Source material —
##############################

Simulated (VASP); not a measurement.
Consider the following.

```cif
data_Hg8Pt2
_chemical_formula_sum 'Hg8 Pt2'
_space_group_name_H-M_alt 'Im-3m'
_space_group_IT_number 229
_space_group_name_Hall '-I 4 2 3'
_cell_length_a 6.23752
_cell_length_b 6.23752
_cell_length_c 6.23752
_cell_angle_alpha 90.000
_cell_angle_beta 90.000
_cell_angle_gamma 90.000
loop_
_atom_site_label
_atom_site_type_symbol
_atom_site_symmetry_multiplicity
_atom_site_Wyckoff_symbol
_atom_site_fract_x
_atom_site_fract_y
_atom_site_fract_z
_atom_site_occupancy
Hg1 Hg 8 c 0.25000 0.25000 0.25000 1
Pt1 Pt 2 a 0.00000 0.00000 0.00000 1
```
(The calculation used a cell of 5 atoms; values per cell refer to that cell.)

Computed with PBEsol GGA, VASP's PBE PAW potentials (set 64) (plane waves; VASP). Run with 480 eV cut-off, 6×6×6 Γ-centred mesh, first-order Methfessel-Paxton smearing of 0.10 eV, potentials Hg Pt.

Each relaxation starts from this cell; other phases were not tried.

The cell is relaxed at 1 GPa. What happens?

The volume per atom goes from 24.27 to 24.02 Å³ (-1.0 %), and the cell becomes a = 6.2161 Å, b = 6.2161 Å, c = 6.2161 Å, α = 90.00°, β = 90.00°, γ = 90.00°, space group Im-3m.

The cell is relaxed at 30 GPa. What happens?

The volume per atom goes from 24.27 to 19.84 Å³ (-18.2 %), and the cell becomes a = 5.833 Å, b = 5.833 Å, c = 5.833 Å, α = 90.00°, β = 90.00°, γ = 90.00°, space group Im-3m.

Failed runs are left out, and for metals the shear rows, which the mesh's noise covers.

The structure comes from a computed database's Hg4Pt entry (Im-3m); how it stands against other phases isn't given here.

##############################

Required action —
Produce only the lines from the line containing "The cell is relaxed at 1 GPa. What happens?" through the line containing "Failed runs are", inclusive of both, exactly as they stand in the entries above.

Result —
The cell is relaxed at 1 GPa. What happens?

The volume per atom goes from 24.27 to 24.02 Å³ (-1.0 %), and the cell becomes a = 6.2161 Å, b = 6.2161 Å, c = 6.2161 Å, α = 90.00°, β = 90.00°, γ = 90.00°, space group Im-3m.

The cell is relaxed at 30 GPa. What happens?

The volume per atom goes from 24.27 to 19.84 Å³ (-18.2 %), and the cell becomes a = 5.833 Å, b = 5.833 Å, c = 5.833 Å, α = 90.00°, β = 90.00°, γ = 90.00°, space group Im-3m.

Failed runs are left out, and for metals the shear rows, which the mesh's noise covers.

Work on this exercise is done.